# GIVEN DATA
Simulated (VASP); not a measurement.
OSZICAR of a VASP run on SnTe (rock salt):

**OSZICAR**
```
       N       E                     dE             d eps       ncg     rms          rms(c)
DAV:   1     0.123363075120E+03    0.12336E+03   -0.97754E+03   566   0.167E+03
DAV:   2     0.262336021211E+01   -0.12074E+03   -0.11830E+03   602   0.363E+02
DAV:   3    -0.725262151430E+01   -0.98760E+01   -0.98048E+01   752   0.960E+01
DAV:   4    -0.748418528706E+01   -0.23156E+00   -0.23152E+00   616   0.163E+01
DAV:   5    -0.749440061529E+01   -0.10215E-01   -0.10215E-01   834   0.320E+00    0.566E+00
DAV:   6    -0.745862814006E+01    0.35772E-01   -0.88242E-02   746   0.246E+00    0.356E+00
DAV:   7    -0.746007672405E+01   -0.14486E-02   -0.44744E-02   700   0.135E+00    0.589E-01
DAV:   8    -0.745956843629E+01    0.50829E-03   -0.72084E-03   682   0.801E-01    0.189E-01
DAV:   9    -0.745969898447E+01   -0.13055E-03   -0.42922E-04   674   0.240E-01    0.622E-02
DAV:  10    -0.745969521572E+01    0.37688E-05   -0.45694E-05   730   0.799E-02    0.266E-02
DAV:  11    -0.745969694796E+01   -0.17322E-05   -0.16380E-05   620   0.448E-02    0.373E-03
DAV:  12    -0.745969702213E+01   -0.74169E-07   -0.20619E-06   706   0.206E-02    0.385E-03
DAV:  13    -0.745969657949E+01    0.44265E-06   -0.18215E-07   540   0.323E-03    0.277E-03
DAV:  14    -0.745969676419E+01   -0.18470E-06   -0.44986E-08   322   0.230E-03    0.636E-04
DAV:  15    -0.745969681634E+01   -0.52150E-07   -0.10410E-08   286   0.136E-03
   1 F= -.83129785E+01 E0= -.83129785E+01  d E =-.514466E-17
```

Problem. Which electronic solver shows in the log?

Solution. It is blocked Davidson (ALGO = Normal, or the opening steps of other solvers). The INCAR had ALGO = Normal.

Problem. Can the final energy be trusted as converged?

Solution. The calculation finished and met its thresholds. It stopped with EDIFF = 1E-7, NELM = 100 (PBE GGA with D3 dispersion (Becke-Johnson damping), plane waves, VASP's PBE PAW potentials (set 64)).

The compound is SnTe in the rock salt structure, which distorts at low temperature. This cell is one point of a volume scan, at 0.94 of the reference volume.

# ACTION ITEM
Lines from the start of the records through the one containing "Solution. The calculation" are what should be retyped, exactly and in full, both ends included.

# RESPONSE
Simulated (VASP); not a measurement.
OSZICAR of a VASP run on SnTe (rock salt):

**OSZICAR**
```
       N       E                     dE             d eps       ncg     rms          rms(c)
DAV:   1     0.123363075120E+03    0.12336E+03   -0.97754E+03   566   0.167E+03
DAV:   2     0.262336021211E+01   -0.12074E+03   -0.11830E+03   602   0.363E+02
DAV:   3    -0.725262151430E+01   -0.98760E+01   -0.98048E+01   752   0.960E+01
DAV:   4    -0.748418528706E+01   -0.23156E+00   -0.23152E+00   616   0.163E+01
DAV:   5    -0.749440061529E+01   -0.10215E-01   -0.10215E-01   834   0.320E+00    0.566E+00
DAV:   6    -0.745862814006E+01    0.35772E-01   -0.88242E-02   746   0.246E+00    0.356E+00
DAV:   7    -0.746007672405E+01   -0.14486E-02   -0.44744E-02   700   0.135E+00    0.589E-01
DAV:   8    -0.745956843629E+01    0.50829E-03   -0.72084E-03   682   0.801E-01    0.189E-01
DAV:   9    -0.745969898447E+01   -0.13055E-03   -0.42922E-04   674   0.240E-01    0.622E-02
DAV:  10    -0.745969521572E+01    0.37688E-05   -0.45694E-05   730   0.799E-02    0.266E-02
DAV:  11    -0.745969694796E+01   -0.17322E-05   -0.16380E-05   620   0.448E-02    0.373E-03
DAV:  12    -0.745969702213E+01   -0.74169E-07   -0.20619E-06   706   0.206E-02    0.385E-03
DAV:  13    -0.745969657949E+01    0.44265E-06   -0.18215E-07   540   0.323E-03    0.277E-03
DAV:  14    -0.745969676419E+01   -0.18470E-06   -0.44986E-08   322   0.230E-03    0.636E-04
DAV:  15    -0.745969681634E+01   -0.52150E-07   -0.10410E-08   286   0.136E-03
   1 F= -.83129785E+01 E0= -.83129785E+01  d E =-.514466E-17
```

Problem. Which electronic solver shows in the log?

Solution. It is blocked Davidson (ALGO = Normal, or the opening steps of other solvers). The INCAR had ALGO = Normal.

Problem. Can the final energy be trusted as converged?

Solution. The calculation finished and met its thresholds. It stopped with EDIFF = 1E-7, NELM = 100 (PBE GGA with D3 dispersion (Becke-Johnson damping), plane waves, VASP's PBE PAW potentials (set 64)).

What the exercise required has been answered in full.